▸ Assigned task
Every line of the data below should be written out word for word.

[Opening Raw data section]

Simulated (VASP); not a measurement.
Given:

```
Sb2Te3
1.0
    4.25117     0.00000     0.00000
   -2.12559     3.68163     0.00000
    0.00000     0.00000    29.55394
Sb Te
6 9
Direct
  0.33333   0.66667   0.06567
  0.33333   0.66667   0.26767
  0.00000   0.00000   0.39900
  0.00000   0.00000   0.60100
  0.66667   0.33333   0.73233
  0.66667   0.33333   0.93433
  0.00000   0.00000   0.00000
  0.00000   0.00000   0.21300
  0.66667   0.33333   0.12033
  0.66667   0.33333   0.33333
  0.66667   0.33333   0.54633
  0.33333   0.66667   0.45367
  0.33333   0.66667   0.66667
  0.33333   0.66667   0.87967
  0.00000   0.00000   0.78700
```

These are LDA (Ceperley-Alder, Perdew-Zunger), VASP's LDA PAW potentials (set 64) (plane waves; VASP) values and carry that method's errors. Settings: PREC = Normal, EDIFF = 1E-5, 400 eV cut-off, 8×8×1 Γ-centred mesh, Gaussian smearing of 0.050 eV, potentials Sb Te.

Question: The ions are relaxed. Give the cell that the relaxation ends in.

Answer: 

[Closing Raw data section]

▸ Solution
Simulated (VASP); not a measurement.
Given:

```
Sb2Te3
1.0
    4.25117     0.00000     0.00000
   -2.12559     3.68163     0.00000
    0.00000     0.00000    29.55394
Sb Te
6 9
Direct
  0.33333   0.66667   0.06567
  0.33333   0.66667   0.26767
  0.00000   0.00000   0.39900
  0.00000   0.00000   0.60100
  0.66667   0.33333   0.73233
  0.66667   0.33333   0.93433
  0.00000   0.00000   0.00000
  0.00000   0.00000   0.21300
  0.66667   0.33333   0.12033
  0.66667   0.33333   0.33333
  0.66667   0.33333   0.54633
  0.33333   0.66667   0.45367
  0.33333   0.66667   0.66667
  0.33333   0.66667   0.87967
  0.00000   0.00000   0.78700
```

These are LDA (Ceperley-Alder, Perdew-Zunger), VASP's LDA PAW potentials (set 64) (plane waves; VASP) values and carry that method's errors. Settings: PREC = Normal, EDIFF = 1E-5, 400 eV cut-off, 8×8×1 Γ-centred mesh, Gaussian smearing of 0.050 eV, potentials Sb Te.

Question: The ions are relaxed. Give the cell that the relaxation ends in.

Answer: 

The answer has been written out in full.